### Work instruction
Only the lines from the top of the material through the line containing "All values are" should be restated, each one exactly.

### Data under study
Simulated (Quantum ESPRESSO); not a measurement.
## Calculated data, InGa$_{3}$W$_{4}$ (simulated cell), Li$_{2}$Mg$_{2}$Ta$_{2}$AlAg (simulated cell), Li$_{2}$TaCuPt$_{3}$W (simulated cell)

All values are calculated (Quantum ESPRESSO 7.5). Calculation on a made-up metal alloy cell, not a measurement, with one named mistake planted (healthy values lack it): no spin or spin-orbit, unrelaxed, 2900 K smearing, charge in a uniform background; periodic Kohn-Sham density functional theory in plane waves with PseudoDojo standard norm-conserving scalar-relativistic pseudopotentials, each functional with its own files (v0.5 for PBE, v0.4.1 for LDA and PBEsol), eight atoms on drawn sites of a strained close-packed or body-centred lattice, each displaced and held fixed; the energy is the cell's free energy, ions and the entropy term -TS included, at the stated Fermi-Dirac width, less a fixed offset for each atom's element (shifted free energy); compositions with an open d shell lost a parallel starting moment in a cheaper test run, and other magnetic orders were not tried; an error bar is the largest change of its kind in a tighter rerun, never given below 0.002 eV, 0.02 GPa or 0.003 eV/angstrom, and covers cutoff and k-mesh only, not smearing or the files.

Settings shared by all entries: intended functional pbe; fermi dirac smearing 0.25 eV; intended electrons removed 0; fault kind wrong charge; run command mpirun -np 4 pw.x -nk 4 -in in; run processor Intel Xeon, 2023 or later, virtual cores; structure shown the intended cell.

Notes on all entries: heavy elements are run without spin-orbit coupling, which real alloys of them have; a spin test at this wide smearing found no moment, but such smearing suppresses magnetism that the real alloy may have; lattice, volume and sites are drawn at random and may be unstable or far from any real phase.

### Task solution
Simulated (Quantum ESPRESSO); not a measurement.
## Calculated data, InGa$_{3}$W$_{4}$ (simulated cell), Li$_{2}$Mg$_{2}$Ta$_{2}$AlAg (simulated cell), Li$_{2}$TaCuPt$_{3}$W (simulated cell)

All values are calculated (Quantum ESPRESSO 7.5). Calculation on a made-up metal alloy cell, not a measurement, with one named mistake planted (healthy values lack it): no spin or spin-orbit, unrelaxed, 2900 K smearing, charge in a uniform background; periodic Kohn-Sham density functional theory in plane waves with PseudoDojo standard norm-conserving scalar-relativistic pseudopotentials, each functional with its own files (v0.5 for PBE, v0.4.1 for LDA and PBEsol), eight atoms on drawn sites of a strained close-packed or body-centred lattice, each displaced and held fixed; the energy is the cell's free energy, ions and the entropy term -TS included, at the stated Fermi-Dirac width, less a fixed offset for each atom's element (shifted free energy); compositions with an open d shell lost a parallel starting moment in a cheaper test run, and other magnetic orders were not tried; an error bar is the largest change of its kind in a tighter rerun, never given below 0.002 eV, 0.02 GPa or 0.003 eV/angstrom, and covers cutoff and k-mesh only, not smearing or the files.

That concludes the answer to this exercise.